## Assigned task
Print the listing in full, keeping every line exactly as it is.

====== Record excerpts ======

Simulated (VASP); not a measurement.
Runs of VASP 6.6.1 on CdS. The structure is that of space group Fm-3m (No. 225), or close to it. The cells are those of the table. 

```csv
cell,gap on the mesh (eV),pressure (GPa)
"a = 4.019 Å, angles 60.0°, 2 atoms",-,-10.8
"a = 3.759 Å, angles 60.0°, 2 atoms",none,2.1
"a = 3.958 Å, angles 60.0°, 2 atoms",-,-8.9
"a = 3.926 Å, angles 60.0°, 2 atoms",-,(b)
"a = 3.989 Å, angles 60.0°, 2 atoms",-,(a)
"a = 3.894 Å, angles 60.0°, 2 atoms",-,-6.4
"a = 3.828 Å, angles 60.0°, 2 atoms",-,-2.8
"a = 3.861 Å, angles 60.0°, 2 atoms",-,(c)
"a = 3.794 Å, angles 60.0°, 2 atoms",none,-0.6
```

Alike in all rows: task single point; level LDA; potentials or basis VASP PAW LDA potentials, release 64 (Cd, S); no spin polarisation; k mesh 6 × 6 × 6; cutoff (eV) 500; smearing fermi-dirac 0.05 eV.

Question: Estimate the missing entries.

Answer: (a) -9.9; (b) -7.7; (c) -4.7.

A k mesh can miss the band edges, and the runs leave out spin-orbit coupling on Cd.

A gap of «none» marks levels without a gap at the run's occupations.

======

## Your solution
Simulated (VASP); not a measurement.
Runs of VASP 6.6.1 on CdS. The structure is that of space group Fm-3m (No. 225), or close to it. The cells are those of the table. 

```csv
cell,gap on the mesh (eV),pressure (GPa)
"a = 4.019 Å, angles 60.0°, 2 atoms",-,-10.8
"a = 3.759 Å, angles 60.0°, 2 atoms",none,2.1
"a = 3.958 Å, angles 60.0°, 2 atoms",-,-8.9
"a = 3.926 Å, angles 60.0°, 2 atoms",-,(b)
"a = 3.989 Å, angles 60.0°, 2 atoms",-,(a)
"a = 3.894 Å, angles 60.0°, 2 atoms",-,-6.4
"a = 3.828 Å, angles 60.0°, 2 atoms",-,-2.8
"a = 3.861 Å, angles 60.0°, 2 atoms",-,(c)
"a = 3.794 Å, angles 60.0°, 2 atoms",none,-0.6
```

Alike in all rows: task single point; level LDA; potentials or basis VASP PAW LDA potentials, release 64 (Cd, S); no spin polarisation; k mesh 6 × 6 × 6; cutoff (eV) 500; smearing fermi-dirac 0.05 eV.

Question: Estimate the missing entries.

Answer: (a) -9.9; (b) -7.7; (c) -4.7.

A k mesh can miss the band edges, and the runs leave out spin-orbit coupling on Cd.

A gap of «none» marks levels without a gap at the run's occupations.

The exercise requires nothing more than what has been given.